=== GIVEN DATA ===

=====

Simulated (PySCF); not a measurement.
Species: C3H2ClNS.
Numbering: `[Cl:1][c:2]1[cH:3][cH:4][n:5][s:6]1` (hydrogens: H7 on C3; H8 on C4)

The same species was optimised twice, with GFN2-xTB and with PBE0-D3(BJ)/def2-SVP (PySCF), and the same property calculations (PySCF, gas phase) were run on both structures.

=====

=== WORK ITEM ===
Output the lines above between the one holding "Species: C3H2ClNS." and the one holding "C3; H8 on C4)", inclusive, with nothing before or after them.

=== WRITTEN RESPONSE ===
Species: C3H2ClNS.
Numbering: `[Cl:1][c:2]1[cH:3][cH:4][n:5][s:6]1` (hydrogens: H7 on C3; H8 on C4)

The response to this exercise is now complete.